** Raw data **
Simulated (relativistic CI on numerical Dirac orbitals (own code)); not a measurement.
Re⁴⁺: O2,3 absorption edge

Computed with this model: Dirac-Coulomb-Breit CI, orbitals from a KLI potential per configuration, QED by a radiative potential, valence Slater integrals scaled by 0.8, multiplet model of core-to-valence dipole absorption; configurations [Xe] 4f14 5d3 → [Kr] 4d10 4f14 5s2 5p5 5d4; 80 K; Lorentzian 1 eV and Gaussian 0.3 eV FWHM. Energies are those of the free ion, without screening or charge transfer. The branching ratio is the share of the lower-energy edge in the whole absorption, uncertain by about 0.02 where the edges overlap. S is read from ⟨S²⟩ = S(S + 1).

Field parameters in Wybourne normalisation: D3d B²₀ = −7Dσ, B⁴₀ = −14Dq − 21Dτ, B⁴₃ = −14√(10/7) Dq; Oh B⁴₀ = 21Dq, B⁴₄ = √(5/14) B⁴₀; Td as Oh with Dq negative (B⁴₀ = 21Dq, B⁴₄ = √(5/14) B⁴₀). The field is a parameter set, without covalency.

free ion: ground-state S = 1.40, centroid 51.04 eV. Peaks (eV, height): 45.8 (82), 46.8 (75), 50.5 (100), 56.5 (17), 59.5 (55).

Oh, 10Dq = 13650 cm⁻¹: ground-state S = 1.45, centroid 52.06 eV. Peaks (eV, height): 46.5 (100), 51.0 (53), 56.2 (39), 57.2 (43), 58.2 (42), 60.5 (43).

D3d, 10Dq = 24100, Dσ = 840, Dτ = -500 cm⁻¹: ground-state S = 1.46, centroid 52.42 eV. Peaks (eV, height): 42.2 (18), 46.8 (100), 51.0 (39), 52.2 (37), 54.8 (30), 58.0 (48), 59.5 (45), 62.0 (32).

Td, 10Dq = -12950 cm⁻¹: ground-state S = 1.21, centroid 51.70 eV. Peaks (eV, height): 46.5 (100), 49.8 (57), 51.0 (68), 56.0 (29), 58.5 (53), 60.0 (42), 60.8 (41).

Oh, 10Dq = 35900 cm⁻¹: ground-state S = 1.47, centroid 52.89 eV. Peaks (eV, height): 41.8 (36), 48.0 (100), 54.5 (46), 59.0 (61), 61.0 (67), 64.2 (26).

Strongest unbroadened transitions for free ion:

** Required action **
The lines to copy run from the first line of the entries to the line containing "Re⁴⁺: O2,3 absorption edge"; copy them exactly and output nothing else.

** Exercise answer **
Simulated (relativistic CI on numerical Dirac orbitals (own code)); not a measurement.
Re⁴⁺: O2,3 absorption edge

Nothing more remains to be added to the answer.